▶ [Task item]: Only the lines from the first line of the material below to the line containing "- PBE-D3(BJ) (Ansatz), value (GPa): 36.4", inclusive, should be copied, each exactly as written.

▶ [The data]:

▼▼▼

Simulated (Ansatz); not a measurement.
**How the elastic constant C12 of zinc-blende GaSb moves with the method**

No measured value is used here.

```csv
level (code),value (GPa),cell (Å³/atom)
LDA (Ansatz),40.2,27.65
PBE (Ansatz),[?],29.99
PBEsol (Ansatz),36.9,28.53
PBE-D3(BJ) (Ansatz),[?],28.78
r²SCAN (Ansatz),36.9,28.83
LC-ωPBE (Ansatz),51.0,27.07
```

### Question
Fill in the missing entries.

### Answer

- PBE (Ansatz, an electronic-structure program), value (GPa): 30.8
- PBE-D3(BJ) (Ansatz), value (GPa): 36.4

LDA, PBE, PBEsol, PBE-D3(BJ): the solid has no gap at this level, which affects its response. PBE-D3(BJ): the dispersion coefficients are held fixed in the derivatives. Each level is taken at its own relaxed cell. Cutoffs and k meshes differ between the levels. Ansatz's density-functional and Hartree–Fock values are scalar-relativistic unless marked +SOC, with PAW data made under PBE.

▲▲▲

▶ [Exercise response]:
Simulated (Ansatz); not a measurement.
**How the elastic constant C12 of zinc-blende GaSb moves with the method**

No measured value is used here.

```csv
level (code),value (GPa),cell (Å³/atom)
LDA (Ansatz),40.2,27.65
PBE (Ansatz),[?],29.99
PBEsol (Ansatz),36.9,28.53
PBE-D3(BJ) (Ansatz),[?],28.78
r²SCAN (Ansatz),36.9,28.83
LC-ωPBE (Ansatz),51.0,27.07
```

### Question
Fill in the missing entries.

### Answer

- PBE (Ansatz, an electronic-structure program), value (GPa): 30.8
- PBE-D3(BJ) (Ansatz), value (GPa): 36.4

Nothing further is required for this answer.